**REQUIRED ACTION**
The answer is to be an exact copy of the lines below running from the line with "Potentials or basis: VASP" down to the line with "(2) -8.1 GPa.", both ends included, and nothing more.

────
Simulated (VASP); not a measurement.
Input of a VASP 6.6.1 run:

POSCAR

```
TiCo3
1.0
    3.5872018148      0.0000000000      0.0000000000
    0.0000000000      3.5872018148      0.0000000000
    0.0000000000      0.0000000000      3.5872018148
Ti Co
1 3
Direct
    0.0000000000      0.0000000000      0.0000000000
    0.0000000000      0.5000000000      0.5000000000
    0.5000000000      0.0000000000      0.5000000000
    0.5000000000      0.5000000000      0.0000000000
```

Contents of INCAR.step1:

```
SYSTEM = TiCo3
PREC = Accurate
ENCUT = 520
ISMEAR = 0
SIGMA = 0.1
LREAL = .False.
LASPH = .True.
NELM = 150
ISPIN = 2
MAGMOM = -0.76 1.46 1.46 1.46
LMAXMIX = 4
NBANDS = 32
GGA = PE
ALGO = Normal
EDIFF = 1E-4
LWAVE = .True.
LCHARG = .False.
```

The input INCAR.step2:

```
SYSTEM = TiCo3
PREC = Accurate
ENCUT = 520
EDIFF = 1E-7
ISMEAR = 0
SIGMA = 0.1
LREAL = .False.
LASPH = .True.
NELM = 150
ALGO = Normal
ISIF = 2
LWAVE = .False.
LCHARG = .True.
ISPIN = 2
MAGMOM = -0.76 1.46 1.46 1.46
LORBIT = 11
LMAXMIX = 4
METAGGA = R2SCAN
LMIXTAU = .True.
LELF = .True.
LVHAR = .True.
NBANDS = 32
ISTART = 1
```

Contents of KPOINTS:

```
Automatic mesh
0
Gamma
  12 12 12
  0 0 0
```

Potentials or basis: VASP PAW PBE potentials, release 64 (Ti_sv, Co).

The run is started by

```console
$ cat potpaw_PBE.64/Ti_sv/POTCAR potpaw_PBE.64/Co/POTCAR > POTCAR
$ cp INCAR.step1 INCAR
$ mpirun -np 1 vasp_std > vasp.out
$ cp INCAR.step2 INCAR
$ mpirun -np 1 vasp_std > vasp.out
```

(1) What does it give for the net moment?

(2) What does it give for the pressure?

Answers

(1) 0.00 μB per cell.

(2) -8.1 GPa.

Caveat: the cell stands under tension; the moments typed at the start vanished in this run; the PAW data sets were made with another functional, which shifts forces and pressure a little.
────

**REPLY**
Potentials or basis: VASP PAW PBE potentials, release 64 (Ti_sv, Co).

The run is started by

```console
$ cat potpaw_PBE.64/Ti_sv/POTCAR potpaw_PBE.64/Co/POTCAR > POTCAR
$ cp INCAR.step1 INCAR
$ mpirun -np 1 vasp_std > vasp.out
$ cp INCAR.step2 INCAR
$ mpirun -np 1 vasp_std > vasp.out
```

(1) What does it give for the net moment?

(2) What does it give for the pressure?

Answers

(1) 0.00 μB per cell.

(2) -8.1 GPa.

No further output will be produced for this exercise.